------------------------------------
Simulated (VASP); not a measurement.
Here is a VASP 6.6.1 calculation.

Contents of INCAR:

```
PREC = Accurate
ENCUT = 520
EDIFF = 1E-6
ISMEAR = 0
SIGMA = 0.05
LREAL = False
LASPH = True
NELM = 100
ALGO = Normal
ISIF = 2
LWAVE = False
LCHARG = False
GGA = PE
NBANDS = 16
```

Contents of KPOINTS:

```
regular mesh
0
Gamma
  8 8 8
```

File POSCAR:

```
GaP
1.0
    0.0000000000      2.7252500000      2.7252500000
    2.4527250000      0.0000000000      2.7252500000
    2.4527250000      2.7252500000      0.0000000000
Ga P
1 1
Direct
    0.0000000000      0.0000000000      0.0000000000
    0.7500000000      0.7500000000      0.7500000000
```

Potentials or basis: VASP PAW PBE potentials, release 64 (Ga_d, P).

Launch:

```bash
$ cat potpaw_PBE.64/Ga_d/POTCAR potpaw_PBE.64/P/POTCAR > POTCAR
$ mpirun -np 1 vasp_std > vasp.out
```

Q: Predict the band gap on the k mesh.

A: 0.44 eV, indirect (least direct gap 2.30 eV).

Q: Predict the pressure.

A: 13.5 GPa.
------------------------------------

> **Work request**:
All of the entries above are to be printed again exactly.

> **Result**:
Simulated (VASP); not a measurement.
Here is a VASP 6.6.1 calculation.

Contents of INCAR:

```
PREC = Accurate
ENCUT = 520
EDIFF = 1E-6
ISMEAR = 0
SIGMA = 0.05
LREAL = False
LASPH = True
NELM = 100
ALGO = Normal
ISIF = 2
LWAVE = False
LCHARG = False
GGA = PE
NBANDS = 16
```

Contents of KPOINTS:

```
regular mesh
0
Gamma
  8 8 8
```

File POSCAR:

```
GaP
1.0
    0.0000000000      2.7252500000      2.7252500000
    2.4527250000      0.0000000000      2.7252500000
    2.4527250000      2.7252500000      0.0000000000
Ga P
1 1
Direct
    0.0000000000      0.0000000000      0.0000000000
    0.7500000000      0.7500000000      0.7500000000
```

Potentials or basis: VASP PAW PBE potentials, release 64 (Ga_d, P).

Launch:

```bash
$ cat potpaw_PBE.64/Ga_d/POTCAR potpaw_PBE.64/P/POTCAR > POTCAR
$ mpirun -np 1 vasp_std > vasp.out
```

Q: Predict the band gap on the k mesh.

A: 0.44 eV, indirect (least direct gap 2.30 eV).

Q: Predict the pressure.

A: 13.5 GPa.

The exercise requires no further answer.